> [ASSIGNMENT]:
Restate word for word the lines in the listing below, starting at the line containing "Crystal: MnF2." and ending at the line containing "Its results: band", both included; leave out the rest.

> [DATA SUPPLIED]:
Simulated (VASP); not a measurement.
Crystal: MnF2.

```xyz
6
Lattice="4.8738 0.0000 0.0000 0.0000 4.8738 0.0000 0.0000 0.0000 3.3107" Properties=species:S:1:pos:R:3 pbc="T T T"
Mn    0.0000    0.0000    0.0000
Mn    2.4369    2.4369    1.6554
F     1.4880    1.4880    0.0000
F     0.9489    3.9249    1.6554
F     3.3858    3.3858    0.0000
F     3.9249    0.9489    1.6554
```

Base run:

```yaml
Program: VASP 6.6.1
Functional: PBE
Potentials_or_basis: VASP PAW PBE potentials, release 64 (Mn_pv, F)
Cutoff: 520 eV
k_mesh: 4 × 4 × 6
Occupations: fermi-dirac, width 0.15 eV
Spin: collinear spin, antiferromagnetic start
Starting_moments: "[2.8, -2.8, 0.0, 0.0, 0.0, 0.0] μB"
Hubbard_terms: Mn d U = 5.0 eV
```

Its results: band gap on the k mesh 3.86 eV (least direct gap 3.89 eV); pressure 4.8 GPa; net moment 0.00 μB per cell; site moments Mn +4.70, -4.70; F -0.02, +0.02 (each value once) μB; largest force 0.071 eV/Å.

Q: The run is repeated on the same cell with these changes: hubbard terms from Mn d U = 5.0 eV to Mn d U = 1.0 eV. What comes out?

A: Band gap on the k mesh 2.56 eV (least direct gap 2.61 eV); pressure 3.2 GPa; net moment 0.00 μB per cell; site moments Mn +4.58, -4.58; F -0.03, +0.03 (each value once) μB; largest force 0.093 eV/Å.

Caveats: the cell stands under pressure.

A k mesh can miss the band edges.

> [RESPONSE BOX]:
Crystal: MnF2.

```xyz
6
Lattice="4.8738 0.0000 0.0000 0.0000 4.8738 0.0000 0.0000 0.0000 3.3107" Properties=species:S:1:pos:R:3 pbc="T T T"
Mn    0.0000    0.0000    0.0000
Mn    2.4369    2.4369    1.6554
F     1.4880    1.4880    0.0000
F     0.9489    3.9249    1.6554
F     3.3858    3.3858    0.0000
F     3.9249    0.9489    1.6554
```

Base run:

```yaml
Program: VASP 6.6.1
Functional: PBE
Potentials_or_basis: VASP PAW PBE potentials, release 64 (Mn_pv, F)
Cutoff: 520 eV
k_mesh: 4 × 4 × 6
Occupations: fermi-dirac, width 0.15 eV
Spin: collinear spin, antiferromagnetic start
Starting_moments: "[2.8, -2.8, 0.0, 0.0, 0.0, 0.0] μB"
Hubbard_terms: Mn d U = 5.0 eV
```

Its results: band gap on the k mesh 3.86 eV (least direct gap 3.89 eV); pressure 4.8 GPa; net moment 0.00 μB per cell; site moments Mn +4.70, -4.70; F -0.02, +0.02 (each value once) μB; largest force 0.071 eV/Å.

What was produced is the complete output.